<<<<

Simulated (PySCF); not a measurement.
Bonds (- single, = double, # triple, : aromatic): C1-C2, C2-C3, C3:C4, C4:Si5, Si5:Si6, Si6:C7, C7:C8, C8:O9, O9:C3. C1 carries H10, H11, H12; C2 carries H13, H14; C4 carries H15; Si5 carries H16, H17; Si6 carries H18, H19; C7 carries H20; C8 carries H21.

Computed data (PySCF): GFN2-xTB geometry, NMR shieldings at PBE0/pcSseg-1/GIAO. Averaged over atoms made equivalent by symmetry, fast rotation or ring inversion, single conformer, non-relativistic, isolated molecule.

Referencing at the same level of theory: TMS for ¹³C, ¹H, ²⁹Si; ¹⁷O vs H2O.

>>>>

» **WORK INSTRUCTION**
Using the data above, print exactly the lines from the line that contains "Bonds (- single, = double, #" through the line that contains "Computed data (PySCF): GFN2-xTB", with both included.

» **EXPECTED ANSWER**
Bonds (- single, = double, # triple, : aromatic): C1-C2, C2-C3, C3:C4, C4:Si5, Si5:Si6, Si6:C7, C7:C8, C8:O9, O9:C3. C1 carries H10, H11, H12; C2 carries H13, H14; C4 carries H15; Si5 carries H16, H17; Si6 carries H18, H19; C7 carries H20; C8 carries H21.

Computed data (PySCF): GFN2-xTB geometry, NMR shieldings at PBE0/pcSseg-1/GIAO. Averaged over atoms made equivalent by symmetry, fast rotation or ring inversion, single conformer, non-relativistic, isolated molecule.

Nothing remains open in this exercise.